[[ SUPPLIED DATA open ]]

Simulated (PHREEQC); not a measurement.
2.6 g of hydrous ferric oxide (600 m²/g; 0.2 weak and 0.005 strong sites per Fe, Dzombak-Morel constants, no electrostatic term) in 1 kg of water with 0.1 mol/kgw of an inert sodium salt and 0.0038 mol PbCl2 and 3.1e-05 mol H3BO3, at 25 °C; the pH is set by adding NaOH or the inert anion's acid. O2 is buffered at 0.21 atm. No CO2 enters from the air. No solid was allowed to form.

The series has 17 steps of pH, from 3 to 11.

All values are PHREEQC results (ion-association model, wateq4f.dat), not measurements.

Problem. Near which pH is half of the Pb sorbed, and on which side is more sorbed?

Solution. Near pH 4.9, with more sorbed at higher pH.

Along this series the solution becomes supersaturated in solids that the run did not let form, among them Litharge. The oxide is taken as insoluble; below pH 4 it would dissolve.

[[ SUPPLIED DATA closed ]]

ASSIGNED TASK
Your answer must be the full listing, copied exactly.

REPLY
Simulated (PHREEQC); not a measurement.
2.6 g of hydrous ferric oxide (600 m²/g; 0.2 weak and 0.005 strong sites per Fe, Dzombak-Morel constants, no electrostatic term) in 1 kg of water with 0.1 mol/kgw of an inert sodium salt and 0.0038 mol PbCl2 and 3.1e-05 mol H3BO3, at 25 °C; the pH is set by adding NaOH or the inert anion's acid. O2 is buffered at 0.21 atm. No CO2 enters from the air. No solid was allowed to form.

The series has 17 steps of pH, from 3 to 11.

All values are PHREEQC results (ion-association model, wateq4f.dat), not measurements.

Problem. Near which pH is half of the Pb sorbed, and on which side is more sorbed?

Solution. Near pH 4.9, with more sorbed at higher pH.

Along this series the solution becomes supersaturated in solids that the run did not let form, among them Litharge. The oxide is taken as insoluble; below pH 4 it would dissolve.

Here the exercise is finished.